ASSIGNED TASK. Restate the full set of records exactly, without adding or dropping a word.

PROVIDED DATA.
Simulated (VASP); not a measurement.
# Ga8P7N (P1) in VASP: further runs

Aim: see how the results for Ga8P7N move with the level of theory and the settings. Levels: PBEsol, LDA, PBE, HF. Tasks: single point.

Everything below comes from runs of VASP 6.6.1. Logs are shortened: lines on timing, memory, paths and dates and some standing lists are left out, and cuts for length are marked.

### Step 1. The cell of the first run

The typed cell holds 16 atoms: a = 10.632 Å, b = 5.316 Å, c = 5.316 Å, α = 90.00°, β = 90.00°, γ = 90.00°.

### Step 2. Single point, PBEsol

ANSWER AREA.
Simulated (VASP); not a measurement.
# Ga8P7N (P1) in VASP: further runs

Aim: see how the results for Ga8P7N move with the level of theory and the settings. Levels: PBEsol, LDA, PBE, HF. Tasks: single point.

Everything below comes from runs of VASP 6.6.1. Logs are shortened: lines on timing, memory, paths and dates and some standing lists are left out, and cuts for length are marked.

### Step 1. The cell of the first run

The typed cell holds 16 atoms: a = 10.632 Å, b = 5.316 Å, c = 5.316 Å, α = 90.00°, β = 90.00°, γ = 90.00°.

### Step 2. Single point, PBEsol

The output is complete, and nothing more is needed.